*Work request:*
Retype, without any change, the first line of the records and every line after it through the one containing "Values from CoolProp's".

━━━━━━━━━━━━━━━━━━━━

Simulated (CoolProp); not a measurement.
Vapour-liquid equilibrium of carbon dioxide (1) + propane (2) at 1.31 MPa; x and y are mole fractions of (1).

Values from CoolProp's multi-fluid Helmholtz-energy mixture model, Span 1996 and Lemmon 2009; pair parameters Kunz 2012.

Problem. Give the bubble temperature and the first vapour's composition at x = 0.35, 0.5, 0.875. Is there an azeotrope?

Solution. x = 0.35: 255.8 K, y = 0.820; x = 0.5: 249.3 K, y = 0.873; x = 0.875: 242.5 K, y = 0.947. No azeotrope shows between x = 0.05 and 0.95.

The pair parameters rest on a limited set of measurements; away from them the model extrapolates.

━━━━━━━━━━━━━━━━━━━━

*Problem solution:*
Simulated (CoolProp); not a measurement.
Vapour-liquid equilibrium of carbon dioxide (1) + propane (2) at 1.31 MPa; x and y are mole fractions of (1).

Values from CoolProp's multi-fluid Helmholtz-energy mixture model, Span 1996 and Lemmon 2009; pair parameters Kunz 2012.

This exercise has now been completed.